[WORK REQUEST] Among the lines below, a stretch begins at the one with "## Transmission past" and ends at the one with "What does the defect do to the conductance?". Repeat that stretch exactly, ends included.

[EXCERPTED RECORDS]
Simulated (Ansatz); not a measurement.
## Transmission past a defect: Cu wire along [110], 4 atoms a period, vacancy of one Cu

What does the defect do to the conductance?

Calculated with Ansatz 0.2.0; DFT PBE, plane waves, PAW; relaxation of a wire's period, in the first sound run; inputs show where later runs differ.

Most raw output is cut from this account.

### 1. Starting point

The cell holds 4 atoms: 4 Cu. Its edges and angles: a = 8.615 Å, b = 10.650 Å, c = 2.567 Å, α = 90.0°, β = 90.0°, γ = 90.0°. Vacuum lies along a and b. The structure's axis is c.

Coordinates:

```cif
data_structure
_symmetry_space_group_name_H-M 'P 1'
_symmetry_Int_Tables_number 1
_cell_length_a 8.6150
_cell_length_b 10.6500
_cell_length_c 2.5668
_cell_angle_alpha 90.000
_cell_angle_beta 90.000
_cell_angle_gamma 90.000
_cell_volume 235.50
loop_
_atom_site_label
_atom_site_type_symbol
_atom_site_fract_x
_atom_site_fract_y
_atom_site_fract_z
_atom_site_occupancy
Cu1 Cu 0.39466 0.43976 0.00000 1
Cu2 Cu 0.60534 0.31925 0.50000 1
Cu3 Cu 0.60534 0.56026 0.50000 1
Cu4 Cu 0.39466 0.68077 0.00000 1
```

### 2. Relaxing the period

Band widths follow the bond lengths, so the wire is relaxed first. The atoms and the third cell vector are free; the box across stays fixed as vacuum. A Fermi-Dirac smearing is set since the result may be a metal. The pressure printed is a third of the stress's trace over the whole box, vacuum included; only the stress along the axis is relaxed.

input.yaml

[ANSWER BOX]
## Transmission past a defect: Cu wire along [110], 4 atoms a period, vacancy of one Cu

What does the defect do to the conductance?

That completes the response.